· · · · · · ·

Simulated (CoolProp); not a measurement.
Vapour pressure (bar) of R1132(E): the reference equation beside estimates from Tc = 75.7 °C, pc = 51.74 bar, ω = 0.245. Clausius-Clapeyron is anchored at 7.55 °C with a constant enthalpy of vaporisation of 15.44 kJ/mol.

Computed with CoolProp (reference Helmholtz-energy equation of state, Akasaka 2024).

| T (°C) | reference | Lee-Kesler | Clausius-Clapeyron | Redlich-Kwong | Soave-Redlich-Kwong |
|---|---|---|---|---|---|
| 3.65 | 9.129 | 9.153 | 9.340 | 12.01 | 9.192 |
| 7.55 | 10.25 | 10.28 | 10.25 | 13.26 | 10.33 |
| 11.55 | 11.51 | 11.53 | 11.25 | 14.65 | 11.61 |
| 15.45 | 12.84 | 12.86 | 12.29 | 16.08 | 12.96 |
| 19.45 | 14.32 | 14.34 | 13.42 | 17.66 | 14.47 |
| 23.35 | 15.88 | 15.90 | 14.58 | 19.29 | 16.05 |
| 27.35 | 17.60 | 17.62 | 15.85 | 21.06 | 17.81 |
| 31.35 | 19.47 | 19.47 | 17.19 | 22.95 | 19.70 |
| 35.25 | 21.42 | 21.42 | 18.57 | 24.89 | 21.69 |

· · · · · · ·

**Requirement**
Copy all of the data. Keep every word exactly as it is.

**Answer box**
Simulated (CoolProp); not a measurement.
Vapour pressure (bar) of R1132(E): the reference equation beside estimates from Tc = 75.7 °C, pc = 51.74 bar, ω = 0.245. Clausius-Clapeyron is anchored at 7.55 °C with a constant enthalpy of vaporisation of 15.44 kJ/mol.

Computed with CoolProp (reference Helmholtz-energy equation of state, Akasaka 2024).

| T (°C) | reference | Lee-Kesler | Clausius-Clapeyron | Redlich-Kwong | Soave-Redlich-Kwong |
|---|---|---|---|---|---|
| 3.65 | 9.129 | 9.153 | 9.340 | 12.01 | 9.192 |
| 7.55 | 10.25 | 10.28 | 10.25 | 13.26 | 10.33 |
| 11.55 | 11.51 | 11.53 | 11.25 | 14.65 | 11.61 |
| 15.45 | 12.84 | 12.86 | 12.29 | 16.08 | 12.96 |
| 19.45 | 14.32 | 14.34 | 13.42 | 17.66 | 14.47 |
| 23.35 | 15.88 | 15.90 | 14.58 | 19.29 | 16.05 |
| 27.35 | 17.60 | 17.62 | 15.85 | 21.06 | 17.81 |
| 31.35 | 19.47 | 19.47 | 17.19 | 22.95 | 19.70 |
| 35.25 | 21.42 | 21.42 | 18.57 | 24.89 | 21.69 |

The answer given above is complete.